-- Opening Marker --

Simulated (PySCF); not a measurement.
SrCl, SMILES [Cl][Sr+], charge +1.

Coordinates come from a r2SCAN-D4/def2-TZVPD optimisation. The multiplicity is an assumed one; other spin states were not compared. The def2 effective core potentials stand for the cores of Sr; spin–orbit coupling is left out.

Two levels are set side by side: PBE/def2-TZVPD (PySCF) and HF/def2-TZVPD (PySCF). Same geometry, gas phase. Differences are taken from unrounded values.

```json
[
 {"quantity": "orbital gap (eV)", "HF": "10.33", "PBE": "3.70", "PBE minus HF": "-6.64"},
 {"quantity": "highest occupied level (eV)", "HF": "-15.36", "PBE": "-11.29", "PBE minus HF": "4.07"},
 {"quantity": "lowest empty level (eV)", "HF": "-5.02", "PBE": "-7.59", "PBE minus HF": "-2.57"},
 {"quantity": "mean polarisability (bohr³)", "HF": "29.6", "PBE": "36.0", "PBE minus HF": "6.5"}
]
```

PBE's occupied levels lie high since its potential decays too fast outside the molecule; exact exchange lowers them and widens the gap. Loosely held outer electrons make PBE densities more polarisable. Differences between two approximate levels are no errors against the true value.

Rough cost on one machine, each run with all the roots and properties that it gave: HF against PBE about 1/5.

-- Closing Marker --

Set the material down exactly as written, starting at its first line. The line containing "Coordinates come from" is the last one to include.

TASK RESULT →
Simulated (PySCF); not a measurement.
SrCl, SMILES [Cl][Sr+], charge +1.

Coordinates come from a r2SCAN-D4/def2-TZVPD optimisation. The multiplicity is an assumed one; other spin states were not compared. The def2 effective core potentials stand for the cores of Sr; spin–orbit coupling is left out.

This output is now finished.